▶ **Excerpted data**
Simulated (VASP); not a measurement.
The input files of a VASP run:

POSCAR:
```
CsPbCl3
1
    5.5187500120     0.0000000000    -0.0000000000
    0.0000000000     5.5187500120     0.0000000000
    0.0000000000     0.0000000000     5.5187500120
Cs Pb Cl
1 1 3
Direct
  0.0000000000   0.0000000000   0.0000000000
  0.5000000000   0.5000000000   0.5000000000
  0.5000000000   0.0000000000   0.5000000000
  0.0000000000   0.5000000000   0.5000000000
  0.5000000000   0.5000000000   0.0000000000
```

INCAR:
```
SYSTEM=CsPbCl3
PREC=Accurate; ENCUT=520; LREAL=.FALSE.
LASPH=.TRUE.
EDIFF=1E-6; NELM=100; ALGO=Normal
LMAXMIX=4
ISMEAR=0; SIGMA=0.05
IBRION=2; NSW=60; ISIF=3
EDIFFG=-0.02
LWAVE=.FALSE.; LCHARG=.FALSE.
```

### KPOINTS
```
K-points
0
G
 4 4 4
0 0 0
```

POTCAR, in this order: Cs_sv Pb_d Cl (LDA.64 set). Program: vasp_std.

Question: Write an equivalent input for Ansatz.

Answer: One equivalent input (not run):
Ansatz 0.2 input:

▶ **Brief**
Retype the portion of the data above that starts on the line with "The input files" and finishes on the line with "Answer: One equivalent", including both of those lines.

▶ **Response**
The input files of a VASP run:

POSCAR:
```
CsPbCl3
1
    5.5187500120     0.0000000000    -0.0000000000
    0.0000000000     5.5187500120     0.0000000000
    0.0000000000     0.0000000000     5.5187500120
Cs Pb Cl
1 1 3
Direct
  0.0000000000   0.0000000000   0.0000000000
  0.5000000000   0.5000000000   0.5000000000
  0.5000000000   0.0000000000   0.5000000000
  0.0000000000   0.5000000000   0.5000000000
  0.5000000000   0.5000000000   0.0000000000
```

INCAR:
```
SYSTEM=CsPbCl3
PREC=Accurate; ENCUT=520; LREAL=.FALSE.
LASPH=.TRUE.
EDIFF=1E-6; NELM=100; ALGO=Normal
LMAXMIX=4
ISMEAR=0; SIGMA=0.05
IBRION=2; NSW=60; ISIF=3
EDIFFG=-0.02
LWAVE=.FALSE.; LCHARG=.FALSE.
```

### KPOINTS
```
K-points
0
G
 4 4 4
0 0 0
```

POTCAR, in this order: Cs_sv Pb_d Cl (LDA.64 set). Program: vasp_std.

Question: Write an equivalent input for Ansatz.

Answer: One equivalent input (not run):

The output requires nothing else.